:: ASSIGNED TASK ::
Start the output with the opening line of the listing below and continue, reproducing each line exactly, up to and including the line that contains "the smearing closes.".

Start of Block

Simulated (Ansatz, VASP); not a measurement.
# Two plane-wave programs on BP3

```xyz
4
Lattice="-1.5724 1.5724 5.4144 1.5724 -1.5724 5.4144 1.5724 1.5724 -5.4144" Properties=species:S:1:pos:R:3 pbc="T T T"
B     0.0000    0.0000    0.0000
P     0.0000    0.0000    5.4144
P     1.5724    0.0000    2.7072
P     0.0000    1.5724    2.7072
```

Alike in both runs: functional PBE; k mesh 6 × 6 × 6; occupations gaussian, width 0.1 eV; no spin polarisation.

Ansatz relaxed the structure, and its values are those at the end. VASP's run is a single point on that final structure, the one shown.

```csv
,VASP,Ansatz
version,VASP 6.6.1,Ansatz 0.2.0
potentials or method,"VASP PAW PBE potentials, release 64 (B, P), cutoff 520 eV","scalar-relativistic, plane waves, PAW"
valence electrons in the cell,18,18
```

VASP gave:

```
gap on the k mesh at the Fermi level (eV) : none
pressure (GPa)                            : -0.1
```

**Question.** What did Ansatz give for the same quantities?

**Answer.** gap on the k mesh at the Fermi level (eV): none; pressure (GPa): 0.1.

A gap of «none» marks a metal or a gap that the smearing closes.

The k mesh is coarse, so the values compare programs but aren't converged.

End of Block

:: EXERCISE SOLUTION ::
Simulated (Ansatz, VASP); not a measurement.
# Two plane-wave programs on BP3

```xyz
4
Lattice="-1.5724 1.5724 5.4144 1.5724 -1.5724 5.4144 1.5724 1.5724 -5.4144" Properties=species:S:1:pos:R:3 pbc="T T T"
B     0.0000    0.0000    0.0000
P     0.0000    0.0000    5.4144
P     1.5724    0.0000    2.7072
P     0.0000    1.5724    2.7072
```

Alike in both runs: functional PBE; k mesh 6 × 6 × 6; occupations gaussian, width 0.1 eV; no spin polarisation.

Ansatz relaxed the structure, and its values are those at the end. VASP's run is a single point on that final structure, the one shown.

```csv
,VASP,Ansatz
version,VASP 6.6.1,Ansatz 0.2.0
potentials or method,"VASP PAW PBE potentials, release 64 (B, P), cutoff 520 eV","scalar-relativistic, plane waves, PAW"
valence electrons in the cell,18,18
```

VASP gave:

```
gap on the k mesh at the Fermi level (eV) : none
pressure (GPa)                            : -0.1
```

**Question.** What did Ansatz give for the same quantities?

**Answer.** gap on the k mesh at the Fermi level (eV): none; pressure (GPa): 0.1.

A gap of «none» marks a metal or a gap that the smearing closes.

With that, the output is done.